^^^^

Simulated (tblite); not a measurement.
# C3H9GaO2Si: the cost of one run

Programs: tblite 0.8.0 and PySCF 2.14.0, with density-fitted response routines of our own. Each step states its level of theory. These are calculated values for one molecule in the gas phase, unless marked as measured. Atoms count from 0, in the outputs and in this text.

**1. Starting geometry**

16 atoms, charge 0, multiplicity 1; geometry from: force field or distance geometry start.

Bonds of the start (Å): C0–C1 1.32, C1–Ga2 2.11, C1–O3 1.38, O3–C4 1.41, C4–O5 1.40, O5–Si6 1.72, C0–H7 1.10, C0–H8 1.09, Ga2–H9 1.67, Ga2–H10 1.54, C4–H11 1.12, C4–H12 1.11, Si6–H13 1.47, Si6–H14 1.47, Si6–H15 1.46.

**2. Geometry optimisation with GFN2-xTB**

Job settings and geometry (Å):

^^^^

WORK TASK
Up to and including the line that contains "optimisation with GFN2-xTB**", restate each line of the material above word for word, beginning with its first line.

PROBLEM SOLUTION
Simulated (tblite); not a measurement.
# C3H9GaO2Si: the cost of one run

Programs: tblite 0.8.0 and PySCF 2.14.0, with density-fitted response routines of our own. Each step states its level of theory. These are calculated values for one molecule in the gas phase, unless marked as measured. Atoms count from 0, in the outputs and in this text.

**1. Starting geometry**

16 atoms, charge 0, multiplicity 1; geometry from: force field or distance geometry start.

Bonds of the start (Å): C0–C1 1.32, C1–Ga2 2.11, C1–O3 1.38, O3–C4 1.41, C4–O5 1.40, O5–Si6 1.72, C0–H7 1.10, C0–H8 1.09, Ga2–H9 1.67, Ga2–H10 1.54, C4–H11 1.12, C4–H12 1.11, Si6–H13 1.47, Si6–H14 1.47, Si6–H15 1.46.

**2. Geometry optimisation with GFN2-xTB**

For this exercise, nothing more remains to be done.